§ **REQUIRED ACTION**
Please write out word for word the opening lines of the material, including the line with "A k mesh can" as the last.

§ **STUDY MATERIAL**
▬▬▬▬▬▬▬▬▬▬

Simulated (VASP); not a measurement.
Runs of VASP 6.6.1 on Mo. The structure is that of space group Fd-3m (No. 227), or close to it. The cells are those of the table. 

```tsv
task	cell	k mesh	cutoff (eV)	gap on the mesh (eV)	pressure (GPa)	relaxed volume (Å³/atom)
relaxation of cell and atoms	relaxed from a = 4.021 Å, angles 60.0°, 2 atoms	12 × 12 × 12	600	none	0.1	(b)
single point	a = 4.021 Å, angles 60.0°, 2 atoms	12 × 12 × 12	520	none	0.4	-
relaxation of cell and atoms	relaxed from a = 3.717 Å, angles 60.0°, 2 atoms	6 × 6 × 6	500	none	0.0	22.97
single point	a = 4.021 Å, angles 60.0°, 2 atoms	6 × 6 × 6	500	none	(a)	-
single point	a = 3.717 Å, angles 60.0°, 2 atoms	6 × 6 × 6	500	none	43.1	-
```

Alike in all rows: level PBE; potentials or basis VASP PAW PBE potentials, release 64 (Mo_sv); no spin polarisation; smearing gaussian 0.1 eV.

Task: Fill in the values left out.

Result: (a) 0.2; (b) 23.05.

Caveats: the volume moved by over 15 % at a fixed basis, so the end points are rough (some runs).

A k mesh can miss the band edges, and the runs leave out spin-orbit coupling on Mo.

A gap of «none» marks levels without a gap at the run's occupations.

▬▬▬▬▬▬▬▬▬▬

§ **TASK RESPONSE**
Simulated (VASP); not a measurement.
Runs of VASP 6.6.1 on Mo. The structure is that of space group Fd-3m (No. 227), or close to it. The cells are those of the table. 

```tsv
task	cell	k mesh	cutoff (eV)	gap on the mesh (eV)	pressure (GPa)	relaxed volume (Å³/atom)
relaxation of cell and atoms	relaxed from a = 4.021 Å, angles 60.0°, 2 atoms	12 × 12 × 12	600	none	0.1	(b)
single point	a = 4.021 Å, angles 60.0°, 2 atoms	12 × 12 × 12	520	none	0.4	-
relaxation of cell and atoms	relaxed from a = 3.717 Å, angles 60.0°, 2 atoms	6 × 6 × 6	500	none	0.0	22.97
single point	a = 4.021 Å, angles 60.0°, 2 atoms	6 × 6 × 6	500	none	(a)	-
single point	a = 3.717 Å, angles 60.0°, 2 atoms	6 × 6 × 6	500	none	43.1	-
```

Alike in all rows: level PBE; potentials or basis VASP PAW PBE potentials, release 64 (Mo_sv); no spin polarisation; smearing gaussian 0.1 eV.

Task: Fill in the values left out.

Result: (a) 0.2; (b) 23.05.

Caveats: the volume moved by over 15 % at a fixed basis, so the end points are rough (some runs).

A k mesh can miss the band edges, and the runs leave out spin-orbit coupling on Mo.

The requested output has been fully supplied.